▶ WORK ITEM
Key in the whole listing below again, keeping every word as it is.

▶ EXCERPTED DATA
>>>>
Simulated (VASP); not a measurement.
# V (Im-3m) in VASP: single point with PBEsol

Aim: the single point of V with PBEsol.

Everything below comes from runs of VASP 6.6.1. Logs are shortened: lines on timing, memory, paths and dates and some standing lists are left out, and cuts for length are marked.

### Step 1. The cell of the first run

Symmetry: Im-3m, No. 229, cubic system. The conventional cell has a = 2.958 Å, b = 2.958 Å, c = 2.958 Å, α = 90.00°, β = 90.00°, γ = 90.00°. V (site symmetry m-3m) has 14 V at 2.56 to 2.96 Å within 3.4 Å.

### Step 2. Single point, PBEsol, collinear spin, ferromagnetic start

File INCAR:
<<<<

▶ WRITTEN RESPONSE
Simulated (VASP); not a measurement.
# V (Im-3m) in VASP: single point with PBEsol

Aim: the single point of V with PBEsol.

Everything below comes from runs of VASP 6.6.1. Logs are shortened: lines on timing, memory, paths and dates and some standing lists are left out, and cuts for length are marked.

### Step 1. The cell of the first run

Symmetry: Im-3m, No. 229, cubic system. The conventional cell has a = 2.958 Å, b = 2.958 Å, c = 2.958 Å, α = 90.00°, β = 90.00°, γ = 90.00°. V (site symmetry m-3m) has 14 V at 2.56 to 2.96 Å within 3.4 Å.

### Step 2. Single point, PBEsol, collinear spin, ferromagnetic start

File INCAR:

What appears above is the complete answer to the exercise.